**Requirement:** Repeat, line for line, the entries below from the first line to the line containing "Program: Ansatz 0.2.0.", counting both ends.

_ _ _ _ _ _ _

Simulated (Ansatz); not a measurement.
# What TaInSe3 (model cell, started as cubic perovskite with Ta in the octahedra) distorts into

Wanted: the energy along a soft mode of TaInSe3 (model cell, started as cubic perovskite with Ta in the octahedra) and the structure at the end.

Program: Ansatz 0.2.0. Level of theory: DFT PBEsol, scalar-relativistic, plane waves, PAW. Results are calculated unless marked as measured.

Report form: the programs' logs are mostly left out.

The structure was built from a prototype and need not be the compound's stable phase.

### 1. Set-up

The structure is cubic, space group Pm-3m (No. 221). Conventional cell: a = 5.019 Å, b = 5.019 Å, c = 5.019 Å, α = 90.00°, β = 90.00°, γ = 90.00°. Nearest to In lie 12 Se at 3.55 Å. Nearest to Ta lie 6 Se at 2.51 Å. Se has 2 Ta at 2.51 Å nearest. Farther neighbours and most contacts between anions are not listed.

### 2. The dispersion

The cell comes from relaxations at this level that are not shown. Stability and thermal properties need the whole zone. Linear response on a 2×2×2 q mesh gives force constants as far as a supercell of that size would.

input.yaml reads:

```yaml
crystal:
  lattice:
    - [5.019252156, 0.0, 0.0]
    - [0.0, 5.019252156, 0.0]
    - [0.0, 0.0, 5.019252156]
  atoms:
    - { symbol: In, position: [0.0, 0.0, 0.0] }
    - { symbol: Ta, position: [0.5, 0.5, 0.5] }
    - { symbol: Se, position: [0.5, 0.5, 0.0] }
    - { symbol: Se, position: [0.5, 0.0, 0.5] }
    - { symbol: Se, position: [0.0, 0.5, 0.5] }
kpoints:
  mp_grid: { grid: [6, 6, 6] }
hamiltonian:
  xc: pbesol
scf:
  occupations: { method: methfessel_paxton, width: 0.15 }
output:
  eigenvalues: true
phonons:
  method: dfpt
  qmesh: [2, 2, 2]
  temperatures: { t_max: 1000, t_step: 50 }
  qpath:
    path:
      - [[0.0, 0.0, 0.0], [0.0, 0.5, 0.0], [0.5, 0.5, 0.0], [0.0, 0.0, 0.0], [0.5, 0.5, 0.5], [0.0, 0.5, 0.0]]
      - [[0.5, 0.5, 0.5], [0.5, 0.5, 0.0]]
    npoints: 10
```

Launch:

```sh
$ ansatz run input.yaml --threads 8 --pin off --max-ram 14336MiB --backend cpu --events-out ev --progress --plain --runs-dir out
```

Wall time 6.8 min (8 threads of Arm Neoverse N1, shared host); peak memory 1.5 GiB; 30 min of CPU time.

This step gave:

_ _ _ _ _ _ _

**Reply:**
Simulated (Ansatz); not a measurement.
# What TaInSe3 (model cell, started as cubic perovskite with Ta in the octahedra) distorts into

Wanted: the energy along a soft mode of TaInSe3 (model cell, started as cubic perovskite with Ta in the octahedra) and the structure at the end.

Program: Ansatz 0.2.0. Level of theory: DFT PBEsol, scalar-relativistic, plane waves, PAW. Results are calculated unless marked as measured.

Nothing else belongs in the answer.